SOURCE DATA:
□ □ □ □
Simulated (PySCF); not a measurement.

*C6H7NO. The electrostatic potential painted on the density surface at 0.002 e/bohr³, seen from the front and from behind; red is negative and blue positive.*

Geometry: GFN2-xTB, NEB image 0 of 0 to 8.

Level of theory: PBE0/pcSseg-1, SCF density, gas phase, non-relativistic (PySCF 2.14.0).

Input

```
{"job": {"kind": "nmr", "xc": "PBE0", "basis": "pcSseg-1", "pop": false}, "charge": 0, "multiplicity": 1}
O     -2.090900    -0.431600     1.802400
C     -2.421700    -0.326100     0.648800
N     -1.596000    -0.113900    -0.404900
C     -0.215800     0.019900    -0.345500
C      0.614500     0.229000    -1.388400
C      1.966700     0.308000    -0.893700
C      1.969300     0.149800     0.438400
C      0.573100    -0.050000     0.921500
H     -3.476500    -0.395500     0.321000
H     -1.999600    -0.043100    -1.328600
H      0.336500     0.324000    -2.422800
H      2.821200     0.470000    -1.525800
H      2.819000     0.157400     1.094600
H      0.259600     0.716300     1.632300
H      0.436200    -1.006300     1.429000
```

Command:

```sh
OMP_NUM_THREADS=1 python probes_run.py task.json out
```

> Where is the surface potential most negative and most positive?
□ □ □ □

Begin with the first line of the listing above and write out each line exactly, ending with the line that contains "Geometry: GFN2-xTB, NEB image 0 of 0 to 8.".

WORKED SOLUTION:
Simulated (PySCF); not a measurement.

*C6H7NO. The electrostatic potential painted on the density surface at 0.002 e/bohr³, seen from the front and from behind; red is negative and blue positive.*

Geometry: GFN2-xTB, NEB image 0 of 0 to 8.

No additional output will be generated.